Extracted information:
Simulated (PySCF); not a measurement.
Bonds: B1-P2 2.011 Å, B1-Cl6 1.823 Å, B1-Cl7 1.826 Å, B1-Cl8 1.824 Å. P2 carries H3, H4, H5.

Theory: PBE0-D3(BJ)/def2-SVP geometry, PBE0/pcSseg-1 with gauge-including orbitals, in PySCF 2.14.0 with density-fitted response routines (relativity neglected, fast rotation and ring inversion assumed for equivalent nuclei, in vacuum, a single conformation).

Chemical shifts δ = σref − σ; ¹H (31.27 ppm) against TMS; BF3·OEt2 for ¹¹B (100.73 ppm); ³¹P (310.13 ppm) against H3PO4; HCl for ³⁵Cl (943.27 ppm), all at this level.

Exercise: In this exercise, reproduce the material word for word, in full.

Answer space:
Simulated (PySCF); not a measurement.
Bonds: B1-P2 2.011 Å, B1-Cl6 1.823 Å, B1-Cl7 1.826 Å, B1-Cl8 1.824 Å. P2 carries H3, H4, H5.

Theory: PBE0-D3(BJ)/def2-SVP geometry, PBE0/pcSseg-1 with gauge-including orbitals, in PySCF 2.14.0 with density-fitted response routines (relativity neglected, fast rotation and ring inversion assumed for equivalent nuclei, in vacuum, a single conformation).

Chemical shifts δ = σref − σ; ¹H (31.27 ppm) against TMS; BF3·OEt2 for ¹¹B (100.73 ppm); ³¹P (310.13 ppm) against H3PO4; HCl for ³⁵Cl (943.27 ppm), all at this level.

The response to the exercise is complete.